-.-.-

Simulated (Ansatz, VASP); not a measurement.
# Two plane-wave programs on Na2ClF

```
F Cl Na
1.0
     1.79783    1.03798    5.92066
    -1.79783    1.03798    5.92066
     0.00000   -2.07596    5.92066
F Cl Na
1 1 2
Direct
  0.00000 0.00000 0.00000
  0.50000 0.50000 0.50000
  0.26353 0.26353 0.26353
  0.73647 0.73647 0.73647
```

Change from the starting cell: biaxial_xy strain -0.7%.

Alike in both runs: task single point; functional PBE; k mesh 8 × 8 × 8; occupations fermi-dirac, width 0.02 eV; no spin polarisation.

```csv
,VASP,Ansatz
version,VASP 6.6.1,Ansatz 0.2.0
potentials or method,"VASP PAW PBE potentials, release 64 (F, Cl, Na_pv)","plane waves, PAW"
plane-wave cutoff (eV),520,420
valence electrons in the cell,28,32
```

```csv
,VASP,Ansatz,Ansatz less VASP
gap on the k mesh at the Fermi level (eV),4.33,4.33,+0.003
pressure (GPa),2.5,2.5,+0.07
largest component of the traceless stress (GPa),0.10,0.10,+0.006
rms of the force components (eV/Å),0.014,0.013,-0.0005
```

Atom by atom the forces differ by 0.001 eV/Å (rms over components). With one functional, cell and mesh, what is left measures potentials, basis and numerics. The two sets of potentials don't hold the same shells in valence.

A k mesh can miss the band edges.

-.-.-

**REQUIREMENT**
Restate the data verbatim through the "Atom by atom" line.

**RESPONSE AREA**
Simulated (Ansatz, VASP); not a measurement.
# Two plane-wave programs on Na2ClF

```
F Cl Na
1.0
     1.79783    1.03798    5.92066
    -1.79783    1.03798    5.92066
     0.00000   -2.07596    5.92066
F Cl Na
1 1 2
Direct
  0.00000 0.00000 0.00000
  0.50000 0.50000 0.50000
  0.26353 0.26353 0.26353
  0.73647 0.73647 0.73647
```

Change from the starting cell: biaxial_xy strain -0.7%.

Alike in both runs: task single point; functional PBE; k mesh 8 × 8 × 8; occupations fermi-dirac, width 0.02 eV; no spin polarisation.

```csv
,VASP,Ansatz
version,VASP 6.6.1,Ansatz 0.2.0
potentials or method,"VASP PAW PBE potentials, release 64 (F, Cl, Na_pv)","plane waves, PAW"
plane-wave cutoff (eV),520,420
valence electrons in the cell,28,32
```

```csv
,VASP,Ansatz,Ansatz less VASP
gap on the k mesh at the Fermi level (eV),4.33,4.33,+0.003
pressure (GPa),2.5,2.5,+0.07
largest component of the traceless stress (GPa),0.10,0.10,+0.006
rms of the force components (eV/Å),0.014,0.013,-0.0005
```

Atom by atom the forces differ by 0.001 eV/Å (rms over components). With one functional, cell and mesh, what is left measures potentials, basis and numerics. The two sets of potentials don't hold the same shells in valence.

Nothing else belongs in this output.